--*--

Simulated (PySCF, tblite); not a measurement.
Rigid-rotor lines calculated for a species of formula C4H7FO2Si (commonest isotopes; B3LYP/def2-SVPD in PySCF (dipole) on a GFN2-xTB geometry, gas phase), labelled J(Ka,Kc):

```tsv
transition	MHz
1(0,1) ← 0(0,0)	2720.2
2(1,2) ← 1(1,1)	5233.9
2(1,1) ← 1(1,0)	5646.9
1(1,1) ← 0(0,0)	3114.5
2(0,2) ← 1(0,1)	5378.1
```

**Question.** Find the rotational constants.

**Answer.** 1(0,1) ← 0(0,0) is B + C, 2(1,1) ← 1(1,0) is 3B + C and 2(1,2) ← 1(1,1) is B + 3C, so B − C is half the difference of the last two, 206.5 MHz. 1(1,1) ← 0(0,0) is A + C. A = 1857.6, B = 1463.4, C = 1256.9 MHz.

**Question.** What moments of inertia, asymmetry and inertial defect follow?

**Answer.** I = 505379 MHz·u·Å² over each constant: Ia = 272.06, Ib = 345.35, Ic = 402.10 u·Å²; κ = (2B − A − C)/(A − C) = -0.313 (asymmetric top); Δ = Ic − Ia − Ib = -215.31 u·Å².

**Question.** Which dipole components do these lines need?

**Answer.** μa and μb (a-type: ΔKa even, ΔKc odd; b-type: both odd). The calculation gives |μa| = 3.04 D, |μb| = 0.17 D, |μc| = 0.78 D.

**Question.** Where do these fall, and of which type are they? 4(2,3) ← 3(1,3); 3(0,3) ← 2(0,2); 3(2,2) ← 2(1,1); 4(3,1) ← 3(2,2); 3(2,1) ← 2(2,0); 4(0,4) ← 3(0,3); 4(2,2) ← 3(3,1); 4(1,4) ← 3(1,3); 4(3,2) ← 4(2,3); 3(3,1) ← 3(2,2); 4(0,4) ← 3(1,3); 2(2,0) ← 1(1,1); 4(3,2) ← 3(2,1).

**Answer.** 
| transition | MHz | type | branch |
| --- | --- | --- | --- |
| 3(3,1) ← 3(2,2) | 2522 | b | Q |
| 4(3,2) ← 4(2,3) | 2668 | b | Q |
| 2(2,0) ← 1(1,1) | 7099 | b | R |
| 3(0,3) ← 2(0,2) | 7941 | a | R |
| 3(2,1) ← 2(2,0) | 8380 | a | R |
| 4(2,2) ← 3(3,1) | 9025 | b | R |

--*--

■ **REQUIREMENT**
There is a run of lines above from the one with "7941 | a | R |" to the one with "8380 | a | R |"; print exactly that run, both ends included, and nothing else.

■ **EXERCISE ANSWER**
| 3(0,3) ← 2(0,2) | 7941 | a | R |
| 3(2,1) ← 2(2,0) | 8380 | a | R |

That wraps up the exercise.